Exercise:
In the entries that follow, the first line to write out is the one containing "### Step 2. After the deformation", and the last is the one containing "### Step 4. Frozen-core PAW". Reproduce that stretch exactly, with nothing before or after it.

*** Information ***

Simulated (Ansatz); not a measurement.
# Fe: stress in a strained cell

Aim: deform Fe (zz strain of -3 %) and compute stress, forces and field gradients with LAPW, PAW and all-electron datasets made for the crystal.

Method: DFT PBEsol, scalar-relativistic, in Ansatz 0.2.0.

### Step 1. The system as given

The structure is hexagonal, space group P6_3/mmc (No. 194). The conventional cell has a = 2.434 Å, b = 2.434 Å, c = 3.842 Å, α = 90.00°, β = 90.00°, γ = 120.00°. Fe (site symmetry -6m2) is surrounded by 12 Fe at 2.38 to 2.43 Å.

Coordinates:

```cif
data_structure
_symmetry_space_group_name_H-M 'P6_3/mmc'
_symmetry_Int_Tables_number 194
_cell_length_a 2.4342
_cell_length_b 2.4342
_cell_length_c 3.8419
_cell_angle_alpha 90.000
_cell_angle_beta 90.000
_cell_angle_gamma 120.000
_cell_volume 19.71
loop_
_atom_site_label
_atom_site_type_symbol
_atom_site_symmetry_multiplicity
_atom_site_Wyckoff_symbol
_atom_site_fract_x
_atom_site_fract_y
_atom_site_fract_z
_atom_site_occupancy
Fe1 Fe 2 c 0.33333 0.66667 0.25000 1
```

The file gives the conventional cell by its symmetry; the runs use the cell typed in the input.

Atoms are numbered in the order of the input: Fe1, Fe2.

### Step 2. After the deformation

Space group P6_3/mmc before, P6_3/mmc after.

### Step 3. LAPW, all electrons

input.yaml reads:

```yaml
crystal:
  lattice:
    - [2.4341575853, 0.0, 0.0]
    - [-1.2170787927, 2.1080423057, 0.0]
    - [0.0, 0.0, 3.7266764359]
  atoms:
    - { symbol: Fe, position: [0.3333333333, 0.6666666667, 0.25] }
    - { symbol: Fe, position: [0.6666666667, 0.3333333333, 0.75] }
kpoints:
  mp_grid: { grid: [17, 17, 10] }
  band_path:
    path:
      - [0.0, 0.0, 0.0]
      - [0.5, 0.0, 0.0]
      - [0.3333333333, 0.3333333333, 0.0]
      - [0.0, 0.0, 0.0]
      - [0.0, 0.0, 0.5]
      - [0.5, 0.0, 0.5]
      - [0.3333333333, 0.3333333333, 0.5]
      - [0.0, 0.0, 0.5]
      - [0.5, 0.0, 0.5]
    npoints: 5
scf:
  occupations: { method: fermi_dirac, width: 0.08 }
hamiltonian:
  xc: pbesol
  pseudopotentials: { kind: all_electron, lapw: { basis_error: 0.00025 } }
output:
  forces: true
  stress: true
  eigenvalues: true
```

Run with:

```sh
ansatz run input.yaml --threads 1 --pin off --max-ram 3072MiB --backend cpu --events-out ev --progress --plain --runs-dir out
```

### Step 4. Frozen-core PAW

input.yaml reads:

*** End of Information ***

Task answer:
### Step 2. After the deformation

Space group P6_3/mmc before, P6_3/mmc after.

### Step 3. LAPW, all electrons

input.yaml reads:

```yaml
crystal:
  lattice:
    - [2.4341575853, 0.0, 0.0]
    - [-1.2170787927, 2.1080423057, 0.0]
    - [0.0, 0.0, 3.7266764359]
  atoms:
    - { symbol: Fe, position: [0.3333333333, 0.6666666667, 0.25] }
    - { symbol: Fe, position: [0.6666666667, 0.3333333333, 0.75] }
kpoints:
  mp_grid: { grid: [17, 17, 10] }
  band_path:
    path:
      - [0.0, 0.0, 0.0]
      - [0.5, 0.0, 0.0]
      - [0.3333333333, 0.3333333333, 0.0]
      - [0.0, 0.0, 0.0]
      - [0.0, 0.0, 0.5]
      - [0.5, 0.0, 0.5]
      - [0.3333333333, 0.3333333333, 0.5]
      - [0.0, 0.0, 0.5]
      - [0.5, 0.0, 0.5]
    npoints: 5
scf:
  occupations: { method: fermi_dirac, width: 0.08 }
hamiltonian:
  xc: pbesol
  pseudopotentials: { kind: all_electron, lapw: { basis_error: 0.00025 } }
output:
  forces: true
  stress: true
  eigenvalues: true
```

Run with:

```sh
ansatz run input.yaml --threads 1 --pin off --max-ram 3072MiB --backend cpu --events-out ev --progress --plain --runs-dir out
```

### Step 4. Frozen-core PAW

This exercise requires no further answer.